In the listing below, print exactly the lines from the first through the one that contains "Vapour-liquid equilibrium of".

§ §

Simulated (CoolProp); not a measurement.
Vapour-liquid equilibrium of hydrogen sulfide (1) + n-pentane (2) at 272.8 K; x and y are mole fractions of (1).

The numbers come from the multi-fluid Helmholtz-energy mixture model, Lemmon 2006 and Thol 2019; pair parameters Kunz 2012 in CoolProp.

§ §

• **Written reply**
Simulated (CoolProp); not a measurement.
Vapour-liquid equilibrium of hydrogen sulfide (1) + n-pentane (2) at 272.8 K; x and y are mole fractions of (1).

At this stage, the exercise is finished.